● EXERCISE
The whole listing below should be duplicated exactly, with nothing left out.

/---

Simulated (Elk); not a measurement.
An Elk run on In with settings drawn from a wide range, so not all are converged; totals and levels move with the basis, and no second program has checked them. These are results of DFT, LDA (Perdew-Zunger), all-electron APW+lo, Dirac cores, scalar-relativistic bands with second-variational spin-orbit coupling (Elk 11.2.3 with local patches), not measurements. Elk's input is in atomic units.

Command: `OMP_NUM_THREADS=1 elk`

\---

● WRITTEN RESPONSE
Simulated (Elk); not a measurement.
An Elk run on In with settings drawn from a wide range, so not all are converged; totals and levels move with the basis, and no second program has checked them. These are results of DFT, LDA (Perdew-Zunger), all-electron APW+lo, Dirac cores, scalar-relativistic bands with second-variational spin-orbit coupling (Elk 11.2.3 with local patches), not measurements. Elk's input is in atomic units.

Command: `OMP_NUM_THREADS=1 elk`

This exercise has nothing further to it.